BEGIN Extracted information

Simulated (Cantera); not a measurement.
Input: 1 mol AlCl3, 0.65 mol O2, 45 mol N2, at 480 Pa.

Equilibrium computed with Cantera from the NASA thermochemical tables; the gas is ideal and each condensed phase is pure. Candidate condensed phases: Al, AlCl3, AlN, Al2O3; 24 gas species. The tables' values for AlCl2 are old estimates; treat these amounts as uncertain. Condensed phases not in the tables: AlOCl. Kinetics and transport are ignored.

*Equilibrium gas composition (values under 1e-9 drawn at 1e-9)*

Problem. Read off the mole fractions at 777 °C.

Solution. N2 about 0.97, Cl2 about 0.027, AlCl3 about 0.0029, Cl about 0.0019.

END Extracted information

§ Work item
All lines from the opening of the listing above through the line that contains "Problem. Read off" should be given again exactly, and nothing more.

§ Response
Simulated (Cantera); not a measurement.
Input: 1 mol AlCl3, 0.65 mol O2, 45 mol N2, at 480 Pa.

Equilibrium computed with Cantera from the NASA thermochemical tables; the gas is ideal and each condensed phase is pure. Candidate condensed phases: Al, AlCl3, AlN, Al2O3; 24 gas species. The tables' values for AlCl2 are old estimates; treat these amounts as uncertain. Condensed phases not in the tables: AlOCl. Kinetics and transport are ignored.

*Equilibrium gas composition (values under 1e-9 drawn at 1e-9)*

Problem. Read off the mole fractions at 777 °C.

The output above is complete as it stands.